- _Dataset excerpts_:
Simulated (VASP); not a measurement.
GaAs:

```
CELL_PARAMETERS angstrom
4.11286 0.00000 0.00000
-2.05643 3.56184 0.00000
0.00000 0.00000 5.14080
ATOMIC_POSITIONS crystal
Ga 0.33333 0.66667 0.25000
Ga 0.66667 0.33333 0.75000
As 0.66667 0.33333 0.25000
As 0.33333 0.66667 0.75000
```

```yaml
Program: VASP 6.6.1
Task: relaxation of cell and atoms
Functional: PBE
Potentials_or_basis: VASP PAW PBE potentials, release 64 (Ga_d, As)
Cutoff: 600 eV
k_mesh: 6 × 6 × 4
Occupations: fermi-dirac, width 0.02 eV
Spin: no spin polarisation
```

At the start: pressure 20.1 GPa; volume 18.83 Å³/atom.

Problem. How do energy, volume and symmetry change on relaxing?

- _Activity_: Write out the full listing without altering anything.

- _Result_:
Simulated (VASP); not a measurement.
GaAs:

```
CELL_PARAMETERS angstrom
4.11286 0.00000 0.00000
-2.05643 3.56184 0.00000
0.00000 0.00000 5.14080
ATOMIC_POSITIONS crystal
Ga 0.33333 0.66667 0.25000
Ga 0.66667 0.33333 0.75000
As 0.66667 0.33333 0.25000
As 0.33333 0.66667 0.75000
```

```yaml
Program: VASP 6.6.1
Task: relaxation of cell and atoms
Functional: PBE
Potentials_or_basis: VASP PAW PBE potentials, release 64 (Ga_d, As)
Cutoff: 600 eV
k_mesh: 6 × 6 × 4
Occupations: fermi-dirac, width 0.02 eV
Spin: no spin polarisation
```

At the start: pressure 20.1 GPa; volume 18.83 Å³/atom.

Problem. How do energy, volume and symmetry change on relaxing?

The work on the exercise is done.